+-------+
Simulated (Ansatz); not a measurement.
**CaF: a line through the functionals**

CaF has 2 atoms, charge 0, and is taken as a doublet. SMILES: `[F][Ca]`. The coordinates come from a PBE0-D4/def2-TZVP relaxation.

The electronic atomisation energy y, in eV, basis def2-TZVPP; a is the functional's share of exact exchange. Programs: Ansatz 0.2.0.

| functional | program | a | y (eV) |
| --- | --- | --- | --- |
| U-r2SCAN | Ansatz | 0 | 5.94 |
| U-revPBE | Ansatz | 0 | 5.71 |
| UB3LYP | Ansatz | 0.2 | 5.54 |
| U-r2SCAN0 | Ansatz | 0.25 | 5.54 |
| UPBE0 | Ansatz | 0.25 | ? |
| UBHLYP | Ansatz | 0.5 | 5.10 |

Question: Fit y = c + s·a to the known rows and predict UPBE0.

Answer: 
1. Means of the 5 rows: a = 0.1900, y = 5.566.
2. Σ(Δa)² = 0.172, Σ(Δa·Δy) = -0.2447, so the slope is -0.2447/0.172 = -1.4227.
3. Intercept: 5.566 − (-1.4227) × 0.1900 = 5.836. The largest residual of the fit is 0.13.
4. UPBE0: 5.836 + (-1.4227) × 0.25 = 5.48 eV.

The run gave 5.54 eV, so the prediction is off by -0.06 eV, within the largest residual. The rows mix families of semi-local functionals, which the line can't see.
+-------+

# Requirement
Within the material above, extract exactly the lines that start at the line containing "2. Σ(Δa)² = 0.172, Σ(Δa·Δy)" and stop after the line containing "4. UPBE0: 5.836 + (-1.4227) × 0.25 = 5.48 eV.", and only those.

# Answer space
2. Σ(Δa)² = 0.172, Σ(Δa·Δy) = -0.2447, so the slope is -0.2447/0.172 = -1.4227.
3. Intercept: 5.566 − (-1.4227) × 0.1900 = 5.836. The largest residual of the fit is 0.13.
4. UPBE0: 5.836 + (-1.4227) × 0.25 = 5.48 eV.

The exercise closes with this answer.